▸ Required action: Go through the records line by line from the top and repeat each one exactly, ending with the line that contains "The result took very roughly 70 core-seconds.".

### Given entries

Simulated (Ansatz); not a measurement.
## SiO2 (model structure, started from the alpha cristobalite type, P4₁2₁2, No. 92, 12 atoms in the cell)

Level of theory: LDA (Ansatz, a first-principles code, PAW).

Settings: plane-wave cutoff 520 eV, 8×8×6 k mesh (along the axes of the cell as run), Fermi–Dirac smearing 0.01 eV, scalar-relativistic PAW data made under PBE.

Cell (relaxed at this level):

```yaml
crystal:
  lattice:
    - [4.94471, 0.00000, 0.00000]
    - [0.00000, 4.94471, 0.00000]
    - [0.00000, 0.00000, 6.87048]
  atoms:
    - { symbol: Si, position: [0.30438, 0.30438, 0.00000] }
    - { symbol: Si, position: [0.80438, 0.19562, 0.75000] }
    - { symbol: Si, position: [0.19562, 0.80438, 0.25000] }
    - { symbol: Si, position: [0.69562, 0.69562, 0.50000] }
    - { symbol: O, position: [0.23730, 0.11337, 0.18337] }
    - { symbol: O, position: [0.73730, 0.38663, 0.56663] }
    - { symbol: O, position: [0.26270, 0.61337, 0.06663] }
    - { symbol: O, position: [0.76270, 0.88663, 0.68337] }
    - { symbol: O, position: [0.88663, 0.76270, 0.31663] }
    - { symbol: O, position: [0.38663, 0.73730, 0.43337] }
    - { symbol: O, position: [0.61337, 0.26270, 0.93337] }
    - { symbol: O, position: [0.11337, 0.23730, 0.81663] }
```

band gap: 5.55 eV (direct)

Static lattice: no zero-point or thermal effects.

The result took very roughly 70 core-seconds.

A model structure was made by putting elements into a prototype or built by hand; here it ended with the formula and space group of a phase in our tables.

######

▸ Task response:
Simulated (Ansatz); not a measurement.
## SiO2 (model structure, started from the alpha cristobalite type, P4₁2₁2, No. 92, 12 atoms in the cell)

Level of theory: LDA (Ansatz, a first-principles code, PAW).

Settings: plane-wave cutoff 520 eV, 8×8×6 k mesh (along the axes of the cell as run), Fermi–Dirac smearing 0.01 eV, scalar-relativistic PAW data made under PBE.

Cell (relaxed at this level):

```yaml
crystal:
  lattice:
    - [4.94471, 0.00000, 0.00000]
    - [0.00000, 4.94471, 0.00000]
    - [0.00000, 0.00000, 6.87048]
  atoms:
    - { symbol: Si, position: [0.30438, 0.30438, 0.00000] }
    - { symbol: Si, position: [0.80438, 0.19562, 0.75000] }
    - { symbol: Si, position: [0.19562, 0.80438, 0.25000] }
    - { symbol: Si, position: [0.69562, 0.69562, 0.50000] }
    - { symbol: O, position: [0.23730, 0.11337, 0.18337] }
    - { symbol: O, position: [0.73730, 0.38663, 0.56663] }
    - { symbol: O, position: [0.26270, 0.61337, 0.06663] }
    - { symbol: O, position: [0.76270, 0.88663, 0.68337] }
    - { symbol: O, position: [0.88663, 0.76270, 0.31663] }
    - { symbol: O, position: [0.38663, 0.73730, 0.43337] }
    - { symbol: O, position: [0.61337, 0.26270, 0.93337] }
    - { symbol: O, position: [0.11337, 0.23730, 0.81663] }
```

band gap: 5.55 eV (direct)

Static lattice: no zero-point or thermal effects.

The result took very roughly 70 core-seconds.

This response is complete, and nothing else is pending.